● Required action
Print the listing below exactly, leaving nothing out.

Material provided START
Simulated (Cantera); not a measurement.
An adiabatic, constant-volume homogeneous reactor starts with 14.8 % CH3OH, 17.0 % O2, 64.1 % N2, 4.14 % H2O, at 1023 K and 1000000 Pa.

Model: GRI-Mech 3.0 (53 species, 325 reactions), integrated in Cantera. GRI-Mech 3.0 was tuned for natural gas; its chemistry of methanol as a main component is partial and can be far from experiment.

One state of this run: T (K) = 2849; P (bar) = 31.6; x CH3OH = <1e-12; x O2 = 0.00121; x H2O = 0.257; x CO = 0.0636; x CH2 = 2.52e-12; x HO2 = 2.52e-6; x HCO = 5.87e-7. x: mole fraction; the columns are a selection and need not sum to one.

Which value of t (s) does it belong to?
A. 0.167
Material provided END

● Expected answer
Simulated (Cantera); not a measurement.
An adiabatic, constant-volume homogeneous reactor starts with 14.8 % CH3OH, 17.0 % O2, 64.1 % N2, 4.14 % H2O, at 1023 K and 1000000 Pa.

Model: GRI-Mech 3.0 (53 species, 325 reactions), integrated in Cantera. GRI-Mech 3.0 was tuned for natural gas; its chemistry of methanol as a main component is partial and can be far from experiment.

One state of this run: T (K) = 2849; P (bar) = 31.6; x CH3OH = <1e-12; x O2 = 0.00121; x H2O = 0.257; x CO = 0.0636; x CH2 = 2.52e-12; x HO2 = 2.52e-6; x HCO = 5.87e-7. x: mole fraction; the columns are a selection and need not sum to one.

Which value of t (s) does it belong to?
A. 0.167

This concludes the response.